**Requirement:** Line by line, write out the material exactly.

**Information provided:**
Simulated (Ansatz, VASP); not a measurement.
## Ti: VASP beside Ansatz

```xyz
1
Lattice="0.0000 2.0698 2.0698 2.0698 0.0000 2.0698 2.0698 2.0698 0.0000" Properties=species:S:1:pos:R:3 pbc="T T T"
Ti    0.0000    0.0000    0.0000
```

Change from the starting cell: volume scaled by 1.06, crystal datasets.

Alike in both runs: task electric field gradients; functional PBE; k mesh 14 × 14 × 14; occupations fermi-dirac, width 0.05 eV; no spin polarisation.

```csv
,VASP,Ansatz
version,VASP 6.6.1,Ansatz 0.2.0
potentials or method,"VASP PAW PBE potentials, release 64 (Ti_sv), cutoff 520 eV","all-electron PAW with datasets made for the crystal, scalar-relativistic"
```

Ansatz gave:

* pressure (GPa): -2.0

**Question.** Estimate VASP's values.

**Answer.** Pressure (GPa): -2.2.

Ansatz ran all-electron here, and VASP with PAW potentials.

**Exercise solution:**
Simulated (Ansatz, VASP); not a measurement.
## Ti: VASP beside Ansatz

```xyz
1
Lattice="0.0000 2.0698 2.0698 2.0698 0.0000 2.0698 2.0698 2.0698 0.0000" Properties=species:S:1:pos:R:3 pbc="T T T"
Ti    0.0000    0.0000    0.0000
```

Change from the starting cell: volume scaled by 1.06, crystal datasets.

Alike in both runs: task electric field gradients; functional PBE; k mesh 14 × 14 × 14; occupations fermi-dirac, width 0.05 eV; no spin polarisation.

```csv
,VASP,Ansatz
version,VASP 6.6.1,Ansatz 0.2.0
potentials or method,"VASP PAW PBE potentials, release 64 (Ti_sv), cutoff 520 eV","all-electron PAW with datasets made for the crystal, scalar-relativistic"
```

Ansatz gave:

* pressure (GPa): -2.0

**Question.** Estimate VASP's values.

**Answer.** Pressure (GPa): -2.2.

Ansatz ran all-electron here, and VASP with PAW potentials.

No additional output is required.